Task item: An identical copy of the listing below is all the answer should contain.

Extracted entries:
※

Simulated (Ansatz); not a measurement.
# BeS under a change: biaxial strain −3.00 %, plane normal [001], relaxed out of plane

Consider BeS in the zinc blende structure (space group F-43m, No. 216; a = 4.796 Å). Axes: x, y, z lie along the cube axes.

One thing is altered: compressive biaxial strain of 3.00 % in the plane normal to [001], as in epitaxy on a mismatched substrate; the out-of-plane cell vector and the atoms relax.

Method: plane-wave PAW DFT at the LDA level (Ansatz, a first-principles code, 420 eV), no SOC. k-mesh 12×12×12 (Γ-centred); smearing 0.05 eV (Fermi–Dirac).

※

Response area:
Simulated (Ansatz); not a measurement.
# BeS under a change: biaxial strain −3.00 %, plane normal [001], relaxed out of plane

Consider BeS in the zinc blende structure (space group F-43m, No. 216; a = 4.796 Å). Axes: x, y, z lie along the cube axes.

One thing is altered: compressive biaxial strain of 3.00 % in the plane normal to [001], as in epitaxy on a mismatched substrate; the out-of-plane cell vector and the atoms relax.

Method: plane-wave PAW DFT at the LDA level (Ansatz, a first-principles code, 420 eV), no SOC. k-mesh 12×12×12 (Γ-centred); smearing 0.05 eV (Fermi–Dirac).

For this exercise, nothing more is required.